Extracted information -
·····

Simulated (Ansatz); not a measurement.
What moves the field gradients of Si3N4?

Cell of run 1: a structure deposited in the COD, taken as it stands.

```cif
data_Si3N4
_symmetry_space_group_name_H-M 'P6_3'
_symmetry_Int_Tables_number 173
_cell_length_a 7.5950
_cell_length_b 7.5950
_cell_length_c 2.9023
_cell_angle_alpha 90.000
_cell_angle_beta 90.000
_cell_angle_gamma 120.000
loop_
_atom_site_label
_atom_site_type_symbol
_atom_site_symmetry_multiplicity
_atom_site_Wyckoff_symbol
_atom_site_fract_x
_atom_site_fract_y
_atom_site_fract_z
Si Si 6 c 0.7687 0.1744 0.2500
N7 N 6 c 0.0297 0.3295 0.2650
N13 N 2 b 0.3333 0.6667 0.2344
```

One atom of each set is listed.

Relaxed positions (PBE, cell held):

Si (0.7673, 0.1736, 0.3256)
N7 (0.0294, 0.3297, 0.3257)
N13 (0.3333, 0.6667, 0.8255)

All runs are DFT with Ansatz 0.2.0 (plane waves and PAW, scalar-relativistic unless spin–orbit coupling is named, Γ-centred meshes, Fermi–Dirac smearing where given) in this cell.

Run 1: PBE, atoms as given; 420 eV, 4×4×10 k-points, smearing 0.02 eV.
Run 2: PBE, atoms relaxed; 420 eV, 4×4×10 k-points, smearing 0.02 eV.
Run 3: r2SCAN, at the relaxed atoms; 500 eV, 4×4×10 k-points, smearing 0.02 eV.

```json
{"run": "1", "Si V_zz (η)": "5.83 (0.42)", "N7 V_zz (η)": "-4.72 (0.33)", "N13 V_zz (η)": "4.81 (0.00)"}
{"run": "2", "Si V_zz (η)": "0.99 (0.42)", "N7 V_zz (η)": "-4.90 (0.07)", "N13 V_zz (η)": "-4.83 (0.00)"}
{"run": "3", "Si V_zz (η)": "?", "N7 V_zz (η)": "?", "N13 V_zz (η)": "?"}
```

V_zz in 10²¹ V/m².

·····

Task item - When the line with "Cell of run" is reached in the data above, start copying there, and copy each line exactly until the line with "N13 (0.3333, 0.6667, 0.8255)" has been copied; copy nothing else.

Response area -
Cell of run 1: a structure deposited in the COD, taken as it stands.

```cif
data_Si3N4
_symmetry_space_group_name_H-M 'P6_3'
_symmetry_Int_Tables_number 173
_cell_length_a 7.5950
_cell_length_b 7.5950
_cell_length_c 2.9023
_cell_angle_alpha 90.000
_cell_angle_beta 90.000
_cell_angle_gamma 120.000
loop_
_atom_site_label
_atom_site_type_symbol
_atom_site_symmetry_multiplicity
_atom_site_Wyckoff_symbol
_atom_site_fract_x
_atom_site_fract_y
_atom_site_fract_z
Si Si 6 c 0.7687 0.1744 0.2500
N7 N 6 c 0.0297 0.3295 0.2650
N13 N 2 b 0.3333 0.6667 0.2344
```

One atom of each set is listed.

Relaxed positions (PBE, cell held):

Si (0.7673, 0.1736, 0.3256)
N7 (0.0294, 0.3297, 0.3257)
N13 (0.3333, 0.6667, 0.8255)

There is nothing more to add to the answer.